▶ _Required action_: Copy out again, unchanged, the listing below from the line that has "423.5721 | 3.5 |" through the line that has "Lines under 0.1".

▶ _Records supplied_:
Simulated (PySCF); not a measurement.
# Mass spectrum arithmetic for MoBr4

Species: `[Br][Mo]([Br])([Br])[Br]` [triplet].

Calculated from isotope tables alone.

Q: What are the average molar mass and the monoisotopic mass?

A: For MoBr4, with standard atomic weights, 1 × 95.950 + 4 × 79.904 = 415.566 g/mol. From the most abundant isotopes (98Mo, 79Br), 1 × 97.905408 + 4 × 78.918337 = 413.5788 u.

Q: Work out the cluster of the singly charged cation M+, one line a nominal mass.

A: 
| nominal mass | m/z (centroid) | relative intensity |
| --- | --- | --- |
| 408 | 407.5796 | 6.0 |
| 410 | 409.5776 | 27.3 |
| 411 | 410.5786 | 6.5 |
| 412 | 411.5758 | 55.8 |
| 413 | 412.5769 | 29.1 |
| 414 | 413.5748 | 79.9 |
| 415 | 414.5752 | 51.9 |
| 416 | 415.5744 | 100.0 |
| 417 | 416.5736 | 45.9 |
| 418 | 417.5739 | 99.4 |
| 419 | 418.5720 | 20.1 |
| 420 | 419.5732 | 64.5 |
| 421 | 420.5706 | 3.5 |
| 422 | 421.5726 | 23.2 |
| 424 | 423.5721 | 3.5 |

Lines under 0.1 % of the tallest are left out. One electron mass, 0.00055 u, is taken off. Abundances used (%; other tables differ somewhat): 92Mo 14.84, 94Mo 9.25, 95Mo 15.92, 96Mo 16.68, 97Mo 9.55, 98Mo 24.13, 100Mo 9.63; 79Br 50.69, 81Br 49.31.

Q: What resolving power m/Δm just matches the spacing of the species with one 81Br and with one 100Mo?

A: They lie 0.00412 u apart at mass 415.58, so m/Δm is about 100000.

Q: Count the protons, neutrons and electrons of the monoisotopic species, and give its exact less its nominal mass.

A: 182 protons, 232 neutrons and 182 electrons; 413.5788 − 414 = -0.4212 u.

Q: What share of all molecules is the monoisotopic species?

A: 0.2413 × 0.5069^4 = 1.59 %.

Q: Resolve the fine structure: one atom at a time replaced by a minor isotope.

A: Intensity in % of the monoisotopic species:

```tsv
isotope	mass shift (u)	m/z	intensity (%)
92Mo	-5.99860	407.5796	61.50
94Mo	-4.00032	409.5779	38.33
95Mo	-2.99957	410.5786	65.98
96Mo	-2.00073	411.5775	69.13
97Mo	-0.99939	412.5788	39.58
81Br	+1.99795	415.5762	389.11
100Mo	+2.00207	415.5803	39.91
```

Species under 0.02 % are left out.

▶ _Your solution_:
| 424 | 423.5721 | 3.5 |

Lines under 0.1 % of the tallest are left out. One electron mass, 0.00055 u, is taken off. Abundances used (%; other tables differ somewhat): 92Mo 14.84, 94Mo 9.25, 95Mo 15.92, 96Mo 16.68, 97Mo 9.55, 98Mo 24.13, 100Mo 9.63; 79Br 50.69, 81Br 49.31.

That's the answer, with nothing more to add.